Each record that follows is to be output in full, precisely as written.

++++++++++++++++++++

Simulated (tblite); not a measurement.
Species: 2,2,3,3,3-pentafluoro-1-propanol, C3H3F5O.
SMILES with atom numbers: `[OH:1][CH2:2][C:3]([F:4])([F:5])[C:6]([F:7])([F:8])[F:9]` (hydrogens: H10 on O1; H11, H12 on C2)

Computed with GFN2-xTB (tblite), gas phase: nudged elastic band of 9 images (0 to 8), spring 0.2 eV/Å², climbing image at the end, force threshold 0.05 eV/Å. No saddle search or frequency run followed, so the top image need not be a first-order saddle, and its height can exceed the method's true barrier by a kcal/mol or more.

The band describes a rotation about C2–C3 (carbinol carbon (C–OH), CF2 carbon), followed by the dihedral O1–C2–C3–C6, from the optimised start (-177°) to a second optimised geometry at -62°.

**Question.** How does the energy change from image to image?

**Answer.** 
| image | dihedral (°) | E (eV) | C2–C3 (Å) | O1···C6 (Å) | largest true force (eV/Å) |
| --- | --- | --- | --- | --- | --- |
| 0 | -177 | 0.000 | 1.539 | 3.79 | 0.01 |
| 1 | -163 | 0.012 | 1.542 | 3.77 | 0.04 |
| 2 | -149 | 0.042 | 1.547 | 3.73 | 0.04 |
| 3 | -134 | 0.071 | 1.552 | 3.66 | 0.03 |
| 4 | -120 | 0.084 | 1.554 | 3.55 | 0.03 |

++++++++++++++++++++

▸ **Task output**
Simulated (tblite); not a measurement.
Species: 2,2,3,3,3-pentafluoro-1-propanol, C3H3F5O.
SMILES with atom numbers: `[OH:1][CH2:2][C:3]([F:4])([F:5])[C:6]([F:7])([F:8])[F:9]` (hydrogens: H10 on O1; H11, H12 on C2)

Computed with GFN2-xTB (tblite), gas phase: nudged elastic band of 9 images (0 to 8), spring 0.2 eV/Å², climbing image at the end, force threshold 0.05 eV/Å. No saddle search or frequency run followed, so the top image need not be a first-order saddle, and its height can exceed the method's true barrier by a kcal/mol or more.

The band describes a rotation about C2–C3 (carbinol carbon (C–OH), CF2 carbon), followed by the dihedral O1–C2–C3–C6, from the optimised start (-177°) to a second optimised geometry at -62°.

**Question.** How does the energy change from image to image?

**Answer.** 
| image | dihedral (°) | E (eV) | C2–C3 (Å) | O1···C6 (Å) | largest true force (eV/Å) |
| --- | --- | --- | --- | --- | --- |
| 0 | -177 | 0.000 | 1.539 | 3.79 | 0.01 |
| 1 | -163 | 0.012 | 1.542 | 3.77 | 0.04 |
| 2 | -149 | 0.042 | 1.547 | 3.73 | 0.04 |
| 3 | -134 | 0.071 | 1.552 | 3.66 | 0.03 |
| 4 | -120 | 0.084 | 1.554 | 3.55 | 0.03 |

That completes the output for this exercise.